#### Data shown ####
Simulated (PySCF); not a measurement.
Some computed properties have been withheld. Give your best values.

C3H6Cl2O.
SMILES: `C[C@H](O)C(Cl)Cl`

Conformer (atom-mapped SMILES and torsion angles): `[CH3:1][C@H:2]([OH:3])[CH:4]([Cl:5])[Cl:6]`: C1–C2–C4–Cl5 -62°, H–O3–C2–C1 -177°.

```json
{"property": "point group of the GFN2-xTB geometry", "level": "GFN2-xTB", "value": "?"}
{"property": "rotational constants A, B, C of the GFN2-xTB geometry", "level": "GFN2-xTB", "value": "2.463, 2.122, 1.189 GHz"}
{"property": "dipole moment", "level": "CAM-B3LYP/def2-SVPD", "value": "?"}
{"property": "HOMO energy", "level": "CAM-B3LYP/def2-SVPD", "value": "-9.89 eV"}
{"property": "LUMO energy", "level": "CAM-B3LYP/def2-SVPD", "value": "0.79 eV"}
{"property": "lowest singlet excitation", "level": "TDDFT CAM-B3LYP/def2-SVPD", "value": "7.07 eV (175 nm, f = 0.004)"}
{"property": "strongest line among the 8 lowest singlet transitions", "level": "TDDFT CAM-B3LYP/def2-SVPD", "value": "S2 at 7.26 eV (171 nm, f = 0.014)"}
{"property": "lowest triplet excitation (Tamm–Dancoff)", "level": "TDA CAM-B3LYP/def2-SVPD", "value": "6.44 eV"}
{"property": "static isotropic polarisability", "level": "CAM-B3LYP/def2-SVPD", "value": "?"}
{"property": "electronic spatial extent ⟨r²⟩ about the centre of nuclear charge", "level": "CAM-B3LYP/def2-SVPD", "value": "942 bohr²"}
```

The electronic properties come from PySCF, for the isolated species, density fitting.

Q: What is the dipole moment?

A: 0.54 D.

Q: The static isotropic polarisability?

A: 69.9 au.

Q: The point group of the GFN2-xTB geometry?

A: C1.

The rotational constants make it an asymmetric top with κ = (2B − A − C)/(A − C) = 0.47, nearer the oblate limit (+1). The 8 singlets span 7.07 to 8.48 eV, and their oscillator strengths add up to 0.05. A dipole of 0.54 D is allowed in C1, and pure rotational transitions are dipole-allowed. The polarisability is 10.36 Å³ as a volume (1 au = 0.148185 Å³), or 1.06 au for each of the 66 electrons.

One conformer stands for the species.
####

Work task> Transcribe, with no changes, the listing above from its first line through the line with "A: 69.9 au.", including that line, and stop once it is done.

Exercise response>
Simulated (PySCF); not a measurement.
Some computed properties have been withheld. Give your best values.

C3H6Cl2O.
SMILES: `C[C@H](O)C(Cl)Cl`

Conformer (atom-mapped SMILES and torsion angles): `[CH3:1][C@H:2]([OH:3])[CH:4]([Cl:5])[Cl:6]`: C1–C2–C4–Cl5 -62°, H–O3–C2–C1 -177°.

```json
{"property": "point group of the GFN2-xTB geometry", "level": "GFN2-xTB", "value": "?"}
{"property": "rotational constants A, B, C of the GFN2-xTB geometry", "level": "GFN2-xTB", "value": "2.463, 2.122, 1.189 GHz"}
{"property": "dipole moment", "level": "CAM-B3LYP/def2-SVPD", "value": "?"}
{"property": "HOMO energy", "level": "CAM-B3LYP/def2-SVPD", "value": "-9.89 eV"}
{"property": "LUMO energy", "level": "CAM-B3LYP/def2-SVPD", "value": "0.79 eV"}
{"property": "lowest singlet excitation", "level": "TDDFT CAM-B3LYP/def2-SVPD", "value": "7.07 eV (175 nm, f = 0.004)"}
{"property": "strongest line among the 8 lowest singlet transitions", "level": "TDDFT CAM-B3LYP/def2-SVPD", "value": "S2 at 7.26 eV (171 nm, f = 0.014)"}
{"property": "lowest triplet excitation (Tamm–Dancoff)", "level": "TDA CAM-B3LYP/def2-SVPD", "value": "6.44 eV"}
{"property": "static isotropic polarisability", "level": "CAM-B3LYP/def2-SVPD", "value": "?"}
{"property": "electronic spatial extent ⟨r²⟩ about the centre of nuclear charge", "level": "CAM-B3LYP/def2-SVPD", "value": "942 bohr²"}
```

The electronic properties come from PySCF, for the isolated species, density fitting.

Q: What is the dipole moment?

A: 0.54 D.

Q: The static isotropic polarisability?

A: 69.9 au.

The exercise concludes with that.